Give the data again exactly, stopping after the "1s | 289.9 |" line.

···

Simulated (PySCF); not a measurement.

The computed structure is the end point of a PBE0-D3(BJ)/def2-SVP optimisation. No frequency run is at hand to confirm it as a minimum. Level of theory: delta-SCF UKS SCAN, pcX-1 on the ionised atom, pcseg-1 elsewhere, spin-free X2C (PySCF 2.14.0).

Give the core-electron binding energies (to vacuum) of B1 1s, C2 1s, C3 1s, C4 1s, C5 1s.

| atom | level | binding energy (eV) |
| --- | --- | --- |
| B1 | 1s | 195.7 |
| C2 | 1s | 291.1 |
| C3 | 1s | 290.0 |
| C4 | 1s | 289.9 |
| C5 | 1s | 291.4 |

···

:: Exercise output ::
Simulated (PySCF); not a measurement.

The computed structure is the end point of a PBE0-D3(BJ)/def2-SVP optimisation. No frequency run is at hand to confirm it as a minimum. Level of theory: delta-SCF UKS SCAN, pcX-1 on the ionised atom, pcseg-1 elsewhere, spin-free X2C (PySCF 2.14.0).

Give the core-electron binding energies (to vacuum) of B1 1s, C2 1s, C3 1s, C4 1s, C5 1s.

| atom | level | binding energy (eV) |
| --- | --- | --- |
| B1 | 1s | 195.7 |
| C2 | 1s | 291.1 |
| C3 | 1s | 290.0 |
| C4 | 1s | 289.9 |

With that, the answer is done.